= ACTION ITEM =
Start at the top and transcribe every record through the final line exactly.

══ DATA PROVIDED ══

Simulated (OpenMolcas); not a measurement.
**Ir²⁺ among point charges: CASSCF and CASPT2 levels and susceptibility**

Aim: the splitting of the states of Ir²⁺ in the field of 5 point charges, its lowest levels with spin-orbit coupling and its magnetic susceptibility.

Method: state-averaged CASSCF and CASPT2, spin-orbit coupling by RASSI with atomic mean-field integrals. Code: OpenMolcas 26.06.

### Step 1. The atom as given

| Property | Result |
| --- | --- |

═══

= ANSWER BOX =
Simulated (OpenMolcas); not a measurement.
**Ir²⁺ among point charges: CASSCF and CASPT2 levels and susceptibility**

Aim: the splitting of the states of Ir²⁺ in the field of 5 point charges, its lowest levels with spin-orbit coupling and its magnetic susceptibility.

Method: state-averaged CASSCF and CASPT2, spin-orbit coupling by RASSI with atomic mean-field integrals. Code: OpenMolcas 26.06.

### Step 1. The atom as given

| Property | Result |
| --- | --- |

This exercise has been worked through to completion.